↓↓↓

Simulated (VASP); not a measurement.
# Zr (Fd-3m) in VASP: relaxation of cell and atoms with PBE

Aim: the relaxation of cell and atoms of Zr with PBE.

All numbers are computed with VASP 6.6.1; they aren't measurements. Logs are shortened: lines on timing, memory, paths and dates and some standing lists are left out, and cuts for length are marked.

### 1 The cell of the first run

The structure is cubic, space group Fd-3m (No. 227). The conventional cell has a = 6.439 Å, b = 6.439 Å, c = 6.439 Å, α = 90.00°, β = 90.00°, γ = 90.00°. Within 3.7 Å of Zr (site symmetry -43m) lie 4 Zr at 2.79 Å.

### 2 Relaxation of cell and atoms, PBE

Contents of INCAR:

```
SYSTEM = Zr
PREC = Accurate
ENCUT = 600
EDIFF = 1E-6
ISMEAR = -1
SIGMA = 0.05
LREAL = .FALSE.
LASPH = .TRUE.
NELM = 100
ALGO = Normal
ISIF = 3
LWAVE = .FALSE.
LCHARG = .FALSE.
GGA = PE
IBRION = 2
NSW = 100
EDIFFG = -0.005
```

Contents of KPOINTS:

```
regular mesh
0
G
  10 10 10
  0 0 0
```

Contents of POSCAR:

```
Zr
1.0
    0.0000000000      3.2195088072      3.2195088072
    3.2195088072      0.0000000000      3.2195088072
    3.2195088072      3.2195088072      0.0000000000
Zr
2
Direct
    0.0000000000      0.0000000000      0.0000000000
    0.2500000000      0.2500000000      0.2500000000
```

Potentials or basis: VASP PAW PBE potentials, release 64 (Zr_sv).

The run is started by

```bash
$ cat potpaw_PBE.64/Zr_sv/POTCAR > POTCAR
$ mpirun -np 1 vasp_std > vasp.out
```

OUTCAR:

↑↑↑

Exercise
Print exactly the lines from the beginning of the entries through the line with "### 1 The cell of the first run". Output nothing more.

Task result
Simulated (VASP); not a measurement.
# Zr (Fd-3m) in VASP: relaxation of cell and atoms with PBE

Aim: the relaxation of cell and atoms of Zr with PBE.

All numbers are computed with VASP 6.6.1; they aren't measurements. Logs are shortened: lines on timing, memory, paths and dates and some standing lists are left out, and cuts for length are marked.

### 1 The cell of the first run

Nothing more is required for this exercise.